Work order: Transcribe the records below exactly as written, from the opening line through the line that contains "Estimate the wall time of this run.".

Supplied information:
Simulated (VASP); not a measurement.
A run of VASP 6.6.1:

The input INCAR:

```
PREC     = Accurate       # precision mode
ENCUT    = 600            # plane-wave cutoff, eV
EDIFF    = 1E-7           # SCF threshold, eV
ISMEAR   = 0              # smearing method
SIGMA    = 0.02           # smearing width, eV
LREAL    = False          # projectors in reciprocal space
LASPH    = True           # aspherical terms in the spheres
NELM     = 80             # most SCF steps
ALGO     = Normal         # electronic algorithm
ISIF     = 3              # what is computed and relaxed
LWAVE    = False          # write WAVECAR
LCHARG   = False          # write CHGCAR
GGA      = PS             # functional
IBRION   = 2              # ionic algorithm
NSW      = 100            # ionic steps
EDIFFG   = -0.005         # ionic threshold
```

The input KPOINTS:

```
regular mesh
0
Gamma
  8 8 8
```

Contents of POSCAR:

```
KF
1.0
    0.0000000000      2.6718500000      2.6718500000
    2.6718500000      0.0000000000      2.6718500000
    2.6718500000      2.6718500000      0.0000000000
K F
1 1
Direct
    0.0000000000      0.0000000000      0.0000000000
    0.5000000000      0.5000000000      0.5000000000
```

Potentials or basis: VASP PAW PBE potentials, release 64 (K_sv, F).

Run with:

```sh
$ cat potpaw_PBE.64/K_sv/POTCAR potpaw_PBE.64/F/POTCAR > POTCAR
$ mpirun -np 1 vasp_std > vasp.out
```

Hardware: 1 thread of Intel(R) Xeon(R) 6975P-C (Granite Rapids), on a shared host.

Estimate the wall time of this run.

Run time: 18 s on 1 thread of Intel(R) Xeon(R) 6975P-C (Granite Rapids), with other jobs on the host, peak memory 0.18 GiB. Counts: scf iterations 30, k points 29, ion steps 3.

Answer section:
Simulated (VASP); not a measurement.
A run of VASP 6.6.1:

The input INCAR:

```
PREC     = Accurate       # precision mode
ENCUT    = 600            # plane-wave cutoff, eV
EDIFF    = 1E-7           # SCF threshold, eV
ISMEAR   = 0              # smearing method
SIGMA    = 0.02           # smearing width, eV
LREAL    = False          # projectors in reciprocal space
LASPH    = True           # aspherical terms in the spheres
NELM     = 80             # most SCF steps
ALGO     = Normal         # electronic algorithm
ISIF     = 3              # what is computed and relaxed
LWAVE    = False          # write WAVECAR
LCHARG   = False          # write CHGCAR
GGA      = PS             # functional
IBRION   = 2              # ionic algorithm
NSW      = 100            # ionic steps
EDIFFG   = -0.005         # ionic threshold
```

The input KPOINTS:

```
regular mesh
0
Gamma
  8 8 8
```

Contents of POSCAR:

```
KF
1.0
    0.0000000000      2.6718500000      2.6718500000
    2.6718500000      0.0000000000      2.6718500000
    2.6718500000      2.6718500000      0.0000000000
K F
1 1
Direct
    0.0000000000      0.0000000000      0.0000000000
    0.5000000000      0.5000000000      0.5000000000
```

Potentials or basis: VASP PAW PBE potentials, release 64 (K_sv, F).

Run with:

```sh
$ cat potpaw_PBE.64/K_sv/POTCAR potpaw_PBE.64/F/POTCAR > POTCAR
$ mpirun -np 1 vasp_std > vasp.out
```

Hardware: 1 thread of Intel(R) Xeon(R) 6975P-C (Granite Rapids), on a shared host.

Estimate the wall time of this run.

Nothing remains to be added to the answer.